▸ Data:
══════════════════════════════

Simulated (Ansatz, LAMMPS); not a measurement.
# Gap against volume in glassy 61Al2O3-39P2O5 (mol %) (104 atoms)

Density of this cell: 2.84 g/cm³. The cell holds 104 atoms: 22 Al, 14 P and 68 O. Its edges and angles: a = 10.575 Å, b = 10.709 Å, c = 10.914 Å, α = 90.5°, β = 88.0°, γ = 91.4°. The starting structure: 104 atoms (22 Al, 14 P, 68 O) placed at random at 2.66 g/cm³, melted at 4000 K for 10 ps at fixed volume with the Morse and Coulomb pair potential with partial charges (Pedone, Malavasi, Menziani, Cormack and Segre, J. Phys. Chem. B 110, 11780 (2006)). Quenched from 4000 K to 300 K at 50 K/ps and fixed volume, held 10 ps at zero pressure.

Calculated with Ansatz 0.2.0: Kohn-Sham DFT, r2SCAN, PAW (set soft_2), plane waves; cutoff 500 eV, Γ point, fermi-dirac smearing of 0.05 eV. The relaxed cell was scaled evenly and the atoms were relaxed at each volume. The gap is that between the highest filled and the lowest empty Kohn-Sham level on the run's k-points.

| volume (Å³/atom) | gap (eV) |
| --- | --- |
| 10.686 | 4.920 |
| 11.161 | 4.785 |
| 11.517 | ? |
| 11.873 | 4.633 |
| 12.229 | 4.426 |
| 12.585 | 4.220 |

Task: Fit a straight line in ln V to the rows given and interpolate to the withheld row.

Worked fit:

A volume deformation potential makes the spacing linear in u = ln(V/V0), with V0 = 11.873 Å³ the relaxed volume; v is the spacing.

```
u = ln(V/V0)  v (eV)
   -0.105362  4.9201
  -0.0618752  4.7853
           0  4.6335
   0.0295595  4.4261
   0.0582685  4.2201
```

══════════════════════════════

▸ Requirement: From the start of the data to the line that holds "# Gap against", retype each line exactly, with both ends included.

▸ Exercise answer:
Simulated (Ansatz, LAMMPS); not a measurement.
# Gap against volume in glassy 61Al2O3-39P2O5 (mol %) (104 atoms)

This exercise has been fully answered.